▸ Task item: The lines from the start of the data up to and including the one with "-0.931 | -1.102 |" should be returned exactly, and nothing else.

▸ Given entries:
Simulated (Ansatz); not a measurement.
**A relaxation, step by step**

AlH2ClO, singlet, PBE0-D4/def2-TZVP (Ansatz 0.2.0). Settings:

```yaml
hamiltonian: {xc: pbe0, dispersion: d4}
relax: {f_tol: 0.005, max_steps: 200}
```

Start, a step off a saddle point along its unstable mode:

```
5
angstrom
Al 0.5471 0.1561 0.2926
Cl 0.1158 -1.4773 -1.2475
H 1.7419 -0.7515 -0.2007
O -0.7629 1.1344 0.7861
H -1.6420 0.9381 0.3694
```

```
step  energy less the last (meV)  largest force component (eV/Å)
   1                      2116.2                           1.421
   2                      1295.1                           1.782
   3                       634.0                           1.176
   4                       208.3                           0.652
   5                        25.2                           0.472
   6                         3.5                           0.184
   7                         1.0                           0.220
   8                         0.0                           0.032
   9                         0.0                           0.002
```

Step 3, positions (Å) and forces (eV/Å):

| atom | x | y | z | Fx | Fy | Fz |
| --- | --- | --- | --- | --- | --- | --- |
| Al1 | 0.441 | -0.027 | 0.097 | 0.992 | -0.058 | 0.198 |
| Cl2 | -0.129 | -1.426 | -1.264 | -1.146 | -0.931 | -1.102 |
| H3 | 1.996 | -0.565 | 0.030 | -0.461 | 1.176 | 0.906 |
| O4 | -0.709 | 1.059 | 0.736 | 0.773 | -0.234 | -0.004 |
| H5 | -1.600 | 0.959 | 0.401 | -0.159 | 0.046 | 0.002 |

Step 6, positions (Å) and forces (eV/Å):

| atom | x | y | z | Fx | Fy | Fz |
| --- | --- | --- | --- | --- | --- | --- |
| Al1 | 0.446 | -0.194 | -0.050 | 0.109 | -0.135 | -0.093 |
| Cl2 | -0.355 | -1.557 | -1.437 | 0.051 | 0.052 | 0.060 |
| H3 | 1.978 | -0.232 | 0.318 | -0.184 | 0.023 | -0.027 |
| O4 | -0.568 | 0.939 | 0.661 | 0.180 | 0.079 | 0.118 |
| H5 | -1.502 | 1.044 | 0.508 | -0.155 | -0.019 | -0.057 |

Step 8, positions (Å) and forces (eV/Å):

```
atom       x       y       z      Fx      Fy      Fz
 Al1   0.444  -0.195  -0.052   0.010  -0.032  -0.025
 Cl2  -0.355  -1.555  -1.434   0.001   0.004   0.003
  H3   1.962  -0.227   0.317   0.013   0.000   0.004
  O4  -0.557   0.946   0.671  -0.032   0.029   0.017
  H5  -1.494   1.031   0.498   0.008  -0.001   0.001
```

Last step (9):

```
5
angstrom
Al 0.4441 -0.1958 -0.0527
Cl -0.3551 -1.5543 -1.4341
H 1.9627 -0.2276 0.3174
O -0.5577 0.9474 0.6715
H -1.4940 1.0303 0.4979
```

▸ Exercise answer:
Simulated (Ansatz); not a measurement.
**A relaxation, step by step**

AlH2ClO, singlet, PBE0-D4/def2-TZVP (Ansatz 0.2.0). Settings:

```yaml
hamiltonian: {xc: pbe0, dispersion: d4}
relax: {f_tol: 0.005, max_steps: 200}
```

Start, a step off a saddle point along its unstable mode:

```
5
angstrom
Al 0.5471 0.1561 0.2926
Cl 0.1158 -1.4773 -1.2475
H 1.7419 -0.7515 -0.2007
O -0.7629 1.1344 0.7861
H -1.6420 0.9381 0.3694
```

```
step  energy less the last (meV)  largest force component (eV/Å)
   1                      2116.2                           1.421
   2                      1295.1                           1.782
   3                       634.0                           1.176
   4                       208.3                           0.652
   5                        25.2                           0.472
   6                         3.5                           0.184
   7                         1.0                           0.220
   8                         0.0                           0.032
   9                         0.0                           0.002
```

Step 3, positions (Å) and forces (eV/Å):

| atom | x | y | z | Fx | Fy | Fz |
| --- | --- | --- | --- | --- | --- | --- |
| Al1 | 0.441 | -0.027 | 0.097 | 0.992 | -0.058 | 0.198 |
| Cl2 | -0.129 | -1.426 | -1.264 | -1.146 | -0.931 | -1.102 |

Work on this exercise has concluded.